Only part of the listing is needed, namely the lines from its start through the line with "Wanted: relaxation and", and they should be retyped exactly.

MATERIAL SUPPLIED:
··········
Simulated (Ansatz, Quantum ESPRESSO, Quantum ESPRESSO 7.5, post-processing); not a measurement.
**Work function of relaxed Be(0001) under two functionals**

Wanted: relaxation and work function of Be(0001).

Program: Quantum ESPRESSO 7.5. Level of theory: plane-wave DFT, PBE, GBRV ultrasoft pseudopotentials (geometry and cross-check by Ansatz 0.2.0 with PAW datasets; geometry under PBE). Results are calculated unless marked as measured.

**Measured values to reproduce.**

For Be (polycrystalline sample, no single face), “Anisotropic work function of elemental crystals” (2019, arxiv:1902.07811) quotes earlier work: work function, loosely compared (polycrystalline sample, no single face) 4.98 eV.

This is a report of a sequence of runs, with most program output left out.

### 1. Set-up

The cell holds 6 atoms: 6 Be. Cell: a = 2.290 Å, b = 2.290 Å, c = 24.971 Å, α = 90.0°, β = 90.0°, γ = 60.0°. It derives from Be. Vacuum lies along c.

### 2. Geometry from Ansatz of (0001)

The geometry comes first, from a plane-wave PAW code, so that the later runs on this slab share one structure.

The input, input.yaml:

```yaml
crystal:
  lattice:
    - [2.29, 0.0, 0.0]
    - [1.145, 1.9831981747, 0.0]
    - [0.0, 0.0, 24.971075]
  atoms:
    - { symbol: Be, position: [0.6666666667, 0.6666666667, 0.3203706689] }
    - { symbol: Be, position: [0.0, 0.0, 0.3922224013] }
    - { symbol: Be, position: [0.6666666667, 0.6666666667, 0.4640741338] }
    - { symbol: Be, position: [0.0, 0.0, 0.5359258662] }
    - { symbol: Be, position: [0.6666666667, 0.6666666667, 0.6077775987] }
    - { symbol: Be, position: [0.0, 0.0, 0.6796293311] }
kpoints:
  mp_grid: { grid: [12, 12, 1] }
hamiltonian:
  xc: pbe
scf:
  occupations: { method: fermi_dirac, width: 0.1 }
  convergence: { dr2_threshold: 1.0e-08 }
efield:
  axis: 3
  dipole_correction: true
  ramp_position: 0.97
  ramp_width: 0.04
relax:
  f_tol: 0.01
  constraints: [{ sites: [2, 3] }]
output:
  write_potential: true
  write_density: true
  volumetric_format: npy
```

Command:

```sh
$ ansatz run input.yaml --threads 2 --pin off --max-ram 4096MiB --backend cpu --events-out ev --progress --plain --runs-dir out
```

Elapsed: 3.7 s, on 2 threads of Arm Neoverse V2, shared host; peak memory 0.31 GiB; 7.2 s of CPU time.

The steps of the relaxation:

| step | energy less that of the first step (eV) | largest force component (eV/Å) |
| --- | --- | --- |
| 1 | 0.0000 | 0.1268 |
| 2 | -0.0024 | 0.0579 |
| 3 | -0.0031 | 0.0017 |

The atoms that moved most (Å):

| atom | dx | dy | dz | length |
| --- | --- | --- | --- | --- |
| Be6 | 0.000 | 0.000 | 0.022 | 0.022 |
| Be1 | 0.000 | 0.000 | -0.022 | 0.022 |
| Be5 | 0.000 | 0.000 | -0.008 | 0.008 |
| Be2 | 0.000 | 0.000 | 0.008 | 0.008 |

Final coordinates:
··········

YOUR SOLUTION:
Simulated (Ansatz, Quantum ESPRESSO, Quantum ESPRESSO 7.5, post-processing); not a measurement.
**Work function of relaxed Be(0001) under two functionals**

Wanted: relaxation and work function of Be(0001).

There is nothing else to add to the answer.